########

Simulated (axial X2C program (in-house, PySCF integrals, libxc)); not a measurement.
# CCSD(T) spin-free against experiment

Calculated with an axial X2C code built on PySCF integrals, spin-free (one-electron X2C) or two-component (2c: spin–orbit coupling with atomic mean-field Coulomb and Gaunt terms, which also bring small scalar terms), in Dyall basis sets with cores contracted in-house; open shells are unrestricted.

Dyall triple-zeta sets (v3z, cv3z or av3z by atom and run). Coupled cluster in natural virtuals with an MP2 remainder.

########

ACTIVITY: Output all of the data again. Match it exactly.

ANSWER SPACE:
Simulated (axial X2C program (in-house, PySCF integrals, libxc)); not a measurement.
# CCSD(T) spin-free against experiment

Calculated with an axial X2C code built on PySCF integrals, spin-free (one-electron X2C) or two-component (2c: spin–orbit coupling with atomic mean-field Coulomb and Gaunt terms, which also bring small scalar terms), in Dyall basis sets with cores contracted in-house; open shells are unrestricted.

Dyall triple-zeta sets (v3z, cv3z or av3z by atom and run). Coupled cluster in natural virtuals with an MP2 remainder.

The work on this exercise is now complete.